EXERCISE =>
Write down each entry again, exactly as it reads.

SOURCE MATERIAL =>
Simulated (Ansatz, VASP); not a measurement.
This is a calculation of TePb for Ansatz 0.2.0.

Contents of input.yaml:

PROBLEM SOLUTION =>
Simulated (Ansatz, VASP); not a measurement.
This is a calculation of TePb for Ansatz 0.2.0.

Contents of input.yaml:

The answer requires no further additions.